RECORDS SHOWN:
┄┄┄┄┄┄
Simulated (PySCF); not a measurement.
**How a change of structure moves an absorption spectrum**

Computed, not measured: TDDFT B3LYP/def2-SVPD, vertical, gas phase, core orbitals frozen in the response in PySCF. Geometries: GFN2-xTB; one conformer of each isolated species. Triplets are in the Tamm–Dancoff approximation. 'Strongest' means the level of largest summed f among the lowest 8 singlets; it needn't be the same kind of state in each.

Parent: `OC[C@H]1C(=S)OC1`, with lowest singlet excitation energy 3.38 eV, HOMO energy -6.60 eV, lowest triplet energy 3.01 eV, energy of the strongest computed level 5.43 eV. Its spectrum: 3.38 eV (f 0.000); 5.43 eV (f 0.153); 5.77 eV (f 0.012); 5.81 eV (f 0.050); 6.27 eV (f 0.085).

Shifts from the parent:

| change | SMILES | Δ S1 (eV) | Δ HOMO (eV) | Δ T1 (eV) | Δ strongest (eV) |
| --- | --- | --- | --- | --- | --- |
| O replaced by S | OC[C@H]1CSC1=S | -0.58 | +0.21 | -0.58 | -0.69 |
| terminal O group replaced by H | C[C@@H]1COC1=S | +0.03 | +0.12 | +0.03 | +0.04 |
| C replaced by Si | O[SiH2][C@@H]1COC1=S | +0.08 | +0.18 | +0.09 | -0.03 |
┄┄┄┄┄┄

TASK ITEM: Above are some records; copy exactly the lines from the one with "eV (f 0.085)." through the one with "Shifts from the", both included, and no others.

TASK ANSWER:
Parent: `OC[C@H]1C(=S)OC1`, with lowest singlet excitation energy 3.38 eV, HOMO energy -6.60 eV, lowest triplet energy 3.01 eV, energy of the strongest computed level 5.43 eV. Its spectrum: 3.38 eV (f 0.000); 5.43 eV (f 0.153); 5.77 eV (f 0.012); 5.81 eV (f 0.050); 6.27 eV (f 0.085).

Shifts from the parent:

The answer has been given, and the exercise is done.